== == ==

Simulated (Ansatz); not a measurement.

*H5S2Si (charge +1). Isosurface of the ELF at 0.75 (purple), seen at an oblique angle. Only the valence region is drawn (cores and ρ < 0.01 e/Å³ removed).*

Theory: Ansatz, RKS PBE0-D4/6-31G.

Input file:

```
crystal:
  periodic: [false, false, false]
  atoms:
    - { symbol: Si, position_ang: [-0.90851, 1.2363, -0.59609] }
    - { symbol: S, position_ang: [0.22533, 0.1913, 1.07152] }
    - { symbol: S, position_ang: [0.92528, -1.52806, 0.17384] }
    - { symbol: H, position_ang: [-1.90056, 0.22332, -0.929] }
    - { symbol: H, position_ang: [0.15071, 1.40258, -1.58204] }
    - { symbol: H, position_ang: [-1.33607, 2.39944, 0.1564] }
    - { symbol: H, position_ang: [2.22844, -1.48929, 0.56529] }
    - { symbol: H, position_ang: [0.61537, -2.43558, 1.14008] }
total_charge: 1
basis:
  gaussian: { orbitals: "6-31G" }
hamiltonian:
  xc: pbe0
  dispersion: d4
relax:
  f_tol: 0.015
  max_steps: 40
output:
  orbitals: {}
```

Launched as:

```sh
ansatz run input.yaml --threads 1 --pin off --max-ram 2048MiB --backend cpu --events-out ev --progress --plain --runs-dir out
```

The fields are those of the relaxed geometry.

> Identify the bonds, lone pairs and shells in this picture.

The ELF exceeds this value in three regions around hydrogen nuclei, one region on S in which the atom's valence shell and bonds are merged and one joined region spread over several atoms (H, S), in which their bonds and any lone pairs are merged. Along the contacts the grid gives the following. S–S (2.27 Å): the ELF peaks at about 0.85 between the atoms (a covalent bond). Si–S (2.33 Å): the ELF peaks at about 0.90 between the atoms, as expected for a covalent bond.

== == ==

**Work task**
Include the first line, the line containing "in this picture.", and every line between them, copied exactly from the material above; output no other line.

**Your solution**
Simulated (Ansatz); not a measurement.

*H5S2Si (charge +1). Isosurface of the ELF at 0.75 (purple), seen at an oblique angle. Only the valence region is drawn (cores and ρ < 0.01 e/Å³ removed).*

Theory: Ansatz, RKS PBE0-D4/6-31G.

Input file:

```
crystal:
  periodic: [false, false, false]
  atoms:
    - { symbol: Si, position_ang: [-0.90851, 1.2363, -0.59609] }
    - { symbol: S, position_ang: [0.22533, 0.1913, 1.07152] }
    - { symbol: S, position_ang: [0.92528, -1.52806, 0.17384] }
    - { symbol: H, position_ang: [-1.90056, 0.22332, -0.929] }
    - { symbol: H, position_ang: [0.15071, 1.40258, -1.58204] }
    - { symbol: H, position_ang: [-1.33607, 2.39944, 0.1564] }
    - { symbol: H, position_ang: [2.22844, -1.48929, 0.56529] }
    - { symbol: H, position_ang: [0.61537, -2.43558, 1.14008] }
total_charge: 1
basis:
  gaussian: { orbitals: "6-31G" }
hamiltonian:
  xc: pbe0
  dispersion: d4
relax:
  f_tol: 0.015
  max_steps: 40
output:
  orbitals: {}
```

Launched as:

```sh
ansatz run input.yaml --threads 1 --pin off --max-ram 2048MiB --backend cpu --events-out ev --progress --plain --runs-dir out
```

The fields are those of the relaxed geometry.

> Identify the bonds, lone pairs and shells in this picture.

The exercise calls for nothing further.